Supplied information -
━━━━━━━━━━━━━━━━

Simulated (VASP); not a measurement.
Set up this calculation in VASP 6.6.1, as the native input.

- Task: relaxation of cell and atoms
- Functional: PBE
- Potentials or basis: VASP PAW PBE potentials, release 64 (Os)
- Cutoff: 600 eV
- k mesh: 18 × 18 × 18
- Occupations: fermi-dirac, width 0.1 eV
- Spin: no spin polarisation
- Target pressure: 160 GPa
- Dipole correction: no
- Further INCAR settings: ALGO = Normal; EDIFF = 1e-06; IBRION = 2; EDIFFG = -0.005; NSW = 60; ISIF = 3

━━━━━━━━━━━━━━━━

Assigned task -
Exactly as they stand, write out all of the entries.

Written answer -
Simulated (VASP); not a measurement.
Set up this calculation in VASP 6.6.1, as the native input.

- Task: relaxation of cell and atoms
- Functional: PBE
- Potentials or basis: VASP PAW PBE potentials, release 64 (Os)
- Cutoff: 600 eV
- k mesh: 18 × 18 × 18
- Occupations: fermi-dirac, width 0.1 eV
- Spin: no spin polarisation
- Target pressure: 160 GPa
- Dipole correction: no
- Further INCAR settings: ALGO = Normal; EDIFF = 1e-06; IBRION = 2; EDIFFG = -0.005; NSW = 60; ISIF = 3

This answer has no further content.